**Activity**. Print, in exact form, the lines below from the one containing "Method of the" through the one containing "The geometry comes", and omit all others.

**Information**.
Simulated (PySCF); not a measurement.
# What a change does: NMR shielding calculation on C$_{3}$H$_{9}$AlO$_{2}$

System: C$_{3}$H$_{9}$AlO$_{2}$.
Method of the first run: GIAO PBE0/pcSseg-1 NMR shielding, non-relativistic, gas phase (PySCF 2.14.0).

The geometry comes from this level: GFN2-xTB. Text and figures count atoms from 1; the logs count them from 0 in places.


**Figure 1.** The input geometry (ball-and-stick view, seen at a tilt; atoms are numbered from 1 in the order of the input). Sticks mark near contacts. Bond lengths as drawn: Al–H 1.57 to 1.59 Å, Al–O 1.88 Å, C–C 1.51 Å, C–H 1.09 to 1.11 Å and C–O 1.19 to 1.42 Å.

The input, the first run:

**Task result**.
Method of the first run: GIAO PBE0/pcSseg-1 NMR shielding, non-relativistic, gas phase (PySCF 2.14.0).

The geometry comes from this level: GFN2-xTB. Text and figures count atoms from 1; the logs count them from 0 in places.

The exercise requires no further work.